● **DATA PROVIDED**
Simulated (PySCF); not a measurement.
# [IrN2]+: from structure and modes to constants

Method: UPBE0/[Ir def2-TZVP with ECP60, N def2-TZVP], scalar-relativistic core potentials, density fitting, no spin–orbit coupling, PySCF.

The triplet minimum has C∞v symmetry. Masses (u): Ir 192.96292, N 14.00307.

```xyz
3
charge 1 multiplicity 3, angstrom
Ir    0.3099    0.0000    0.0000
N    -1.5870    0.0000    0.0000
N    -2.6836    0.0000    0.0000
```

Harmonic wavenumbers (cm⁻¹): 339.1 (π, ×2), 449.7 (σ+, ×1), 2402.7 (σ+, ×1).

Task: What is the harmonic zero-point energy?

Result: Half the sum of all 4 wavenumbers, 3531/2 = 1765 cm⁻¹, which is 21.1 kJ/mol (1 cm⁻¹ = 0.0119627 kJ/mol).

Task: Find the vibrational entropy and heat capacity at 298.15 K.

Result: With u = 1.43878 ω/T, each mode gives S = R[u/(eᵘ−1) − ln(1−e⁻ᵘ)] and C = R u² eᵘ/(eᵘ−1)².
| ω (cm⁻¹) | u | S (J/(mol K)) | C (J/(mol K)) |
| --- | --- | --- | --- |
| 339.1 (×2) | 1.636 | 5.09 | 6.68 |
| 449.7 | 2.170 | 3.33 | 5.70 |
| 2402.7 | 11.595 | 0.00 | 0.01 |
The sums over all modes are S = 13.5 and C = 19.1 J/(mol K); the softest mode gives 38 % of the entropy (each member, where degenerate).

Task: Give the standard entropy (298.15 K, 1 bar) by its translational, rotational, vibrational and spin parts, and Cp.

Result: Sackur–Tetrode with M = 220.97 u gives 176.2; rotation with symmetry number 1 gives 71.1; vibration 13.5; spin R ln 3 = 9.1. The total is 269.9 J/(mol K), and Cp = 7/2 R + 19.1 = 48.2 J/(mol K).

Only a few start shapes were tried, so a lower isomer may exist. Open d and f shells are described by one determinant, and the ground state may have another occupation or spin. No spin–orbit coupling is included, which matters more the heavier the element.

● **BRIEF**
In the listing above, find the line with "The sums over" and the line with "Result: Sackur–Tetrode with", then print exactly those two lines and every line between them, and nothing more.

● **TASK ANSWER**
The sums over all modes are S = 13.5 and C = 19.1 J/(mol K); the softest mode gives 38 % of the entropy (each member, where degenerate).

Task: Give the standard entropy (298.15 K, 1 bar) by its translational, rotational, vibrational and spin parts, and Cp.

Result: Sackur–Tetrode with M = 220.97 u gives 176.2; rotation with symmetry number 1 gives 71.1; vibration 13.5; spin R ln 3 = 9.1. The total is 269.9 J/(mol K), and Cp = 7/2 R + 19.1 = 48.2 J/(mol K).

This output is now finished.